#####
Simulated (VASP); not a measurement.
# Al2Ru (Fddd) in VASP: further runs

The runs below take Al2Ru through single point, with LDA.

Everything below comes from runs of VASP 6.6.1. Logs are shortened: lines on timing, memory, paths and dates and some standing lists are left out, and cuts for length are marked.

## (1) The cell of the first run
#####

→ Requirement
Word for word, return each of the entries shown above.

→ Task output
Simulated (VASP); not a measurement.
# Al2Ru (Fddd) in VASP: further runs

The runs below take Al2Ru through single point, with LDA.

Everything below comes from runs of VASP 6.6.1. Logs are shortened: lines on timing, memory, paths and dates and some standing lists are left out, and cuts for length are marked.

## (1) The cell of the first run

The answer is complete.